Start of Block
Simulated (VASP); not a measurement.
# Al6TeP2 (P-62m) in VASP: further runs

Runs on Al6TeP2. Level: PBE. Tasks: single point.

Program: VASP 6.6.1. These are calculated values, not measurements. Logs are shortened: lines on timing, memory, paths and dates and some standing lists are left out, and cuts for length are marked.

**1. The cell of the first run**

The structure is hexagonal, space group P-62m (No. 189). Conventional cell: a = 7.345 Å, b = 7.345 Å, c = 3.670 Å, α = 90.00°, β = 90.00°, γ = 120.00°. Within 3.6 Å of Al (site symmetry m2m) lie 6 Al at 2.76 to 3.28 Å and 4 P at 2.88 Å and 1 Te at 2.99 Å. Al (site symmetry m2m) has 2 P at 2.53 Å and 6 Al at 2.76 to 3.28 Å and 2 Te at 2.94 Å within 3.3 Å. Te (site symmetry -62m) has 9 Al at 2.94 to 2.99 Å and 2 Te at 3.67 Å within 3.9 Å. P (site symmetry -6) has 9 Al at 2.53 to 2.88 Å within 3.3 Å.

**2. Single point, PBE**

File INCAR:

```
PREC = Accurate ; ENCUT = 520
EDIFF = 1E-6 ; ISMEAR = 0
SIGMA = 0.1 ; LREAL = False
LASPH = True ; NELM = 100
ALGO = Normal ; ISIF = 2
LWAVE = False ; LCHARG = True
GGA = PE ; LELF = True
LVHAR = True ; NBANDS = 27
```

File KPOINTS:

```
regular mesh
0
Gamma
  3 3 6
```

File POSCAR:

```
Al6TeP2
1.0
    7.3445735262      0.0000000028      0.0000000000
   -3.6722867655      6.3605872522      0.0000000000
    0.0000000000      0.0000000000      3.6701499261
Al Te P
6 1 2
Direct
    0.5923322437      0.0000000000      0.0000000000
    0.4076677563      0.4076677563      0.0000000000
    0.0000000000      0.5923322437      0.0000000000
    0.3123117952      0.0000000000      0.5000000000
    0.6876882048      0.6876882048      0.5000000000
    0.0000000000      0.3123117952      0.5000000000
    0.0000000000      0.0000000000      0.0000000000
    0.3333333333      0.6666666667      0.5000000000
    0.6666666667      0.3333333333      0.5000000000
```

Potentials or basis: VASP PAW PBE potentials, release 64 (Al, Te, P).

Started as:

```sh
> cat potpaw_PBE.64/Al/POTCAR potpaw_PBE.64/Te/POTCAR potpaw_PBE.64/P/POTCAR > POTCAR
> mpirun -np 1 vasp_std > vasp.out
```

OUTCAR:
End of Block

* [Assignment]:
The exact lines of the material above starting at the one that contains "Runs on Al6TeP2." and ending at the one that contains "Program: VASP 6.6.1." are what to retype; leave out everything else.

* [Written answer]:
Runs on Al6TeP2. Level: PBE. Tasks: single point.

Program: VASP 6.6.1. These are calculated values, not measurements. Logs are shortened: lines on timing, memory, paths and dates and some standing lists are left out, and cuts for length are marked.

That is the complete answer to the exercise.